BRIEF: In the entries that follow, the lines from the one with "Level of theory: PBEsol" through the one with "The pressure is its mean diagonal, -2.60 GPa." are the ones to write out, exactly and with both ends included. Nothing else should appear.

MATERIAL SHOWN:
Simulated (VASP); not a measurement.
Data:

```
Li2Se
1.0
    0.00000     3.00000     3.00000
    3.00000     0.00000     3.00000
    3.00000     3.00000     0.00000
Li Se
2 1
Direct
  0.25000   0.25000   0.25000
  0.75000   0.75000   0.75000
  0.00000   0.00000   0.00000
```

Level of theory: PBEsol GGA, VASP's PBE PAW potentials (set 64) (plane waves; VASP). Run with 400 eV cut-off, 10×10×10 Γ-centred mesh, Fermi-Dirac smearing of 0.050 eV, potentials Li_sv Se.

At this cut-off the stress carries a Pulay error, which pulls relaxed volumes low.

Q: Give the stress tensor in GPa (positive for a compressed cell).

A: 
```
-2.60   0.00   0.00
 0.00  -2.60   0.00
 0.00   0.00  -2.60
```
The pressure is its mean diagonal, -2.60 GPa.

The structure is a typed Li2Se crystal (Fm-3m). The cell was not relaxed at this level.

TASK SOLUTION:
Level of theory: PBEsol GGA, VASP's PBE PAW potentials (set 64) (plane waves; VASP). Run with 400 eV cut-off, 10×10×10 Γ-centred mesh, Fermi-Dirac smearing of 0.050 eV, potentials Li_sv Se.

At this cut-off the stress carries a Pulay error, which pulls relaxed volumes low.

Q: Give the stress tensor in GPa (positive for a compressed cell).

A: 
```
-2.60   0.00   0.00
 0.00  -2.60   0.00
 0.00   0.00  -2.60
```
The pressure is its mean diagonal, -2.60 GPa.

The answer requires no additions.